▶ _Study material_
***

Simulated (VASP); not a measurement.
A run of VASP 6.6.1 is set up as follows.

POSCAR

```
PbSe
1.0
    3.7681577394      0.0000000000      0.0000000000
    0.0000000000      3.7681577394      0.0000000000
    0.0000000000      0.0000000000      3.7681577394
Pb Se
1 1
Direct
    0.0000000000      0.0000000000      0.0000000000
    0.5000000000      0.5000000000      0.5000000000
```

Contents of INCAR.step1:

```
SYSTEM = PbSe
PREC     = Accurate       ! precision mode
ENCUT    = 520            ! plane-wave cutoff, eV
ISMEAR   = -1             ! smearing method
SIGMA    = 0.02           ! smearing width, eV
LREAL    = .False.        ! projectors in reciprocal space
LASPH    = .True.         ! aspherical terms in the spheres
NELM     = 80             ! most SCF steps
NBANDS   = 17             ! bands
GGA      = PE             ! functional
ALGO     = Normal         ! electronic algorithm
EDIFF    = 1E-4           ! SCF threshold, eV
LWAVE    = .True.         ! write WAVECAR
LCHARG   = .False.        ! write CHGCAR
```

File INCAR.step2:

***

▶ _Work item_
Render the whole set of entries again, exactly as given.

▶ _Result_
Simulated (VASP); not a measurement.
A run of VASP 6.6.1 is set up as follows.

POSCAR

```
PbSe
1.0
    3.7681577394      0.0000000000      0.0000000000
    0.0000000000      3.7681577394      0.0000000000
    0.0000000000      0.0000000000      3.7681577394
Pb Se
1 1
Direct
    0.0000000000      0.0000000000      0.0000000000
    0.5000000000      0.5000000000      0.5000000000
```

Contents of INCAR.step1:

```
SYSTEM = PbSe
PREC     = Accurate       ! precision mode
ENCUT    = 520            ! plane-wave cutoff, eV
ISMEAR   = -1             ! smearing method
SIGMA    = 0.02           ! smearing width, eV
LREAL    = .False.        ! projectors in reciprocal space
LASPH    = .True.         ! aspherical terms in the spheres
NELM     = 80             ! most SCF steps
NBANDS   = 17             ! bands
GGA      = PE             ! functional
ALGO     = Normal         ! electronic algorithm
EDIFF    = 1E-4           ! SCF threshold, eV
LWAVE    = .True.         ! write WAVECAR
LCHARG   = .False.        ! write CHGCAR
```

File INCAR.step2:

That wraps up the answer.